Data records
════════════════════

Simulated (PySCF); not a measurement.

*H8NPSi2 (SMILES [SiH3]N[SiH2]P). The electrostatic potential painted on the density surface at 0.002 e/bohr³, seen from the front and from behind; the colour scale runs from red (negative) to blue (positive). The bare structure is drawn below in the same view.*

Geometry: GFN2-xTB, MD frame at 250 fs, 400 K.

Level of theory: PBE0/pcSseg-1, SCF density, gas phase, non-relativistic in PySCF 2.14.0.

════════════════════

All records above are to be output again exactly as they stand.

Simulated (PySCF); not a measurement.

*H8NPSi2 (SMILES [SiH3]N[SiH2]P). The electrostatic potential painted on the density surface at 0.002 e/bohr³, seen from the front and from behind; the colour scale runs from red (negative) to blue (positive). The bare structure is drawn below in the same view.*

Geometry: GFN2-xTB, MD frame at 250 fs, 400 K.

Level of theory: PBE0/pcSseg-1, SCF density, gas phase, non-relativistic in PySCF 2.14.0.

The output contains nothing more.